• [Action item]: Please repeat the listing exactly, starting at its first line and stopping after the line that contains "(The spins are starting values, not results.)".

• [Data supplied]:
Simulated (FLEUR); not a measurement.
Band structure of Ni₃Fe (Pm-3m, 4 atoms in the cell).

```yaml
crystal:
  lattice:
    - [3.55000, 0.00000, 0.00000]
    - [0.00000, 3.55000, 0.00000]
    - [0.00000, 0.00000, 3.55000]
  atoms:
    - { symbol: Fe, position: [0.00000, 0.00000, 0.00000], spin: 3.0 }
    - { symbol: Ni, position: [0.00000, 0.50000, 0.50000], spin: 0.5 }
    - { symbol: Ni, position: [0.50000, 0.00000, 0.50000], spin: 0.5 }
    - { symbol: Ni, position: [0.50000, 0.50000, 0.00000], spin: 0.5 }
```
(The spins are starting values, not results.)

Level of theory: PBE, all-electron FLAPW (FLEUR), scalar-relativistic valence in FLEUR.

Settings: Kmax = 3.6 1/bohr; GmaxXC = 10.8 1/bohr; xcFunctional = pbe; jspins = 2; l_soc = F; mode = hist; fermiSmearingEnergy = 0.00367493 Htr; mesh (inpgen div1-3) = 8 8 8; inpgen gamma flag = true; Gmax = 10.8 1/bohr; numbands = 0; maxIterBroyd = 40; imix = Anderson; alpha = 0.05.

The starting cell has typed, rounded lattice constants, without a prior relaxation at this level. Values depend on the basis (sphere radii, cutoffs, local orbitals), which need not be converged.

• [Response area]:
Simulated (FLEUR); not a measurement.
Band structure of Ni₃Fe (Pm-3m, 4 atoms in the cell).

```yaml
crystal:
  lattice:
    - [3.55000, 0.00000, 0.00000]
    - [0.00000, 3.55000, 0.00000]
    - [0.00000, 0.00000, 3.55000]
  atoms:
    - { symbol: Fe, position: [0.00000, 0.00000, 0.00000], spin: 3.0 }
    - { symbol: Ni, position: [0.00000, 0.50000, 0.50000], spin: 0.5 }
    - { symbol: Ni, position: [0.50000, 0.00000, 0.50000], spin: 0.5 }
    - { symbol: Ni, position: [0.50000, 0.50000, 0.00000], spin: 0.5 }
```
(The spins are starting values, not results.)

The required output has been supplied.